Data under study:
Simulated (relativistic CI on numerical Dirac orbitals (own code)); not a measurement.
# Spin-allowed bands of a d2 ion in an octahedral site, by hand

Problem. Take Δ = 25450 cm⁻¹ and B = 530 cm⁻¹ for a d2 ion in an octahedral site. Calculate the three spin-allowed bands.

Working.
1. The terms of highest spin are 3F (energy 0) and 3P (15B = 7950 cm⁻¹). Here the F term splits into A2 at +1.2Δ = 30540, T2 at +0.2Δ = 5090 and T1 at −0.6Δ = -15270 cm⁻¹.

Task item:
From the listing above, extract every line exactly as it stands.

Written reply:
Simulated (relativistic CI on numerical Dirac orbitals (own code)); not a measurement.
# Spin-allowed bands of a d2 ion in an octahedral site, by hand

Problem. Take Δ = 25450 cm⁻¹ and B = 530 cm⁻¹ for a d2 ion in an octahedral site. Calculate the three spin-allowed bands.

Working.
1. The terms of highest spin are 3F (energy 0) and 3P (15B = 7950 cm⁻¹). Here the F term splits into A2 at +1.2Δ = 30540, T2 at +0.2Δ = 5090 and T1 at −0.6Δ = -15270 cm⁻¹.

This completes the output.